:: WORK ORDER ::
Output every entry below exactly as it is written.

:: GIVEN INFORMATION ::
_____

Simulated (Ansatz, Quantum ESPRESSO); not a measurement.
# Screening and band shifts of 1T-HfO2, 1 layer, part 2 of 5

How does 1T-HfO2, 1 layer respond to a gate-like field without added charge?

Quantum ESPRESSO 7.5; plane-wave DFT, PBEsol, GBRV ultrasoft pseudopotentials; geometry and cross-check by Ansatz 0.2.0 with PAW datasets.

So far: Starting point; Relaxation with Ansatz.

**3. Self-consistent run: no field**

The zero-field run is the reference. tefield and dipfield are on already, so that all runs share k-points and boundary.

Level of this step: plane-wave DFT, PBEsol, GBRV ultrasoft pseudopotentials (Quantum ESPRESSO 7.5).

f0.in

_____

:: SOLUTION ::
Simulated (Ansatz, Quantum ESPRESSO); not a measurement.
# Screening and band shifts of 1T-HfO2, 1 layer, part 2 of 5

How does 1T-HfO2, 1 layer respond to a gate-like field without added charge?

Quantum ESPRESSO 7.5; plane-wave DFT, PBEsol, GBRV ultrasoft pseudopotentials; geometry and cross-check by Ansatz 0.2.0 with PAW datasets.

So far: Starting point; Relaxation with Ansatz.

**3. Self-consistent run: no field**

The zero-field run is the reference. tefield and dipfield are on already, so that all runs share k-points and boundary.

Level of this step: plane-wave DFT, PBEsol, GBRV ultrasoft pseudopotentials (Quantum ESPRESSO 7.5).

f0.in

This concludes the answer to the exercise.